• TASK ITEM
An exact transcription of all the data is the expected reply.

=== Section Start ===
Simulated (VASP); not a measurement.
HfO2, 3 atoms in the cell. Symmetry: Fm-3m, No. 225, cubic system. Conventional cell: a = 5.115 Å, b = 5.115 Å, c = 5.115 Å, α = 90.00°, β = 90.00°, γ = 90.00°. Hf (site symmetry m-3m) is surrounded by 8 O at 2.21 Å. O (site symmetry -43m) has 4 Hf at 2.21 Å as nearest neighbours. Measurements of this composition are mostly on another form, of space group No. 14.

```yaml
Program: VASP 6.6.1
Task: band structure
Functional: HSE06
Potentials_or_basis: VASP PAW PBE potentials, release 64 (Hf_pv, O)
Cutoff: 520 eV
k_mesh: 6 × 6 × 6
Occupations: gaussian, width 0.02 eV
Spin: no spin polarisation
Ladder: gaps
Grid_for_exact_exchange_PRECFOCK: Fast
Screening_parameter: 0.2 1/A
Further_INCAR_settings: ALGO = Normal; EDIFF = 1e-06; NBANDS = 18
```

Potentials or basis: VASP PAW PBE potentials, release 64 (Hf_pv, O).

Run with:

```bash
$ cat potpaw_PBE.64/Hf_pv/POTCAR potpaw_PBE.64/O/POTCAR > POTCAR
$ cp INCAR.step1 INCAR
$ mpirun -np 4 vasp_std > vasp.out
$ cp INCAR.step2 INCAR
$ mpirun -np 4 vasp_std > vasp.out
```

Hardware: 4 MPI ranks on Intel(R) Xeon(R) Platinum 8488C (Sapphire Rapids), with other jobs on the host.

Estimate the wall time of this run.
=== Section End ===

• EXERCISE OUTPUT
Simulated (VASP); not a measurement.
HfO2, 3 atoms in the cell. Symmetry: Fm-3m, No. 225, cubic system. Conventional cell: a = 5.115 Å, b = 5.115 Å, c = 5.115 Å, α = 90.00°, β = 90.00°, γ = 90.00°. Hf (site symmetry m-3m) is surrounded by 8 O at 2.21 Å. O (site symmetry -43m) has 4 Hf at 2.21 Å as nearest neighbours. Measurements of this composition are mostly on another form, of space group No. 14.

```yaml
Program: VASP 6.6.1
Task: band structure
Functional: HSE06
Potentials_or_basis: VASP PAW PBE potentials, release 64 (Hf_pv, O)
Cutoff: 520 eV
k_mesh: 6 × 6 × 6
Occupations: gaussian, width 0.02 eV
Spin: no spin polarisation
Ladder: gaps
Grid_for_exact_exchange_PRECFOCK: Fast
Screening_parameter: 0.2 1/A
Further_INCAR_settings: ALGO = Normal; EDIFF = 1e-06; NBANDS = 18
```

Potentials or basis: VASP PAW PBE potentials, release 64 (Hf_pv, O).

Run with:

```bash
$ cat potpaw_PBE.64/Hf_pv/POTCAR potpaw_PBE.64/O/POTCAR > POTCAR
$ cp INCAR.step1 INCAR
$ mpirun -np 4 vasp_std > vasp.out
$ cp INCAR.step2 INCAR
$ mpirun -np 4 vasp_std > vasp.out
```

Hardware: 4 MPI ranks on Intel(R) Xeon(R) Platinum 8488C (Sapphire Rapids), with other jobs on the host.

Estimate the wall time of this run.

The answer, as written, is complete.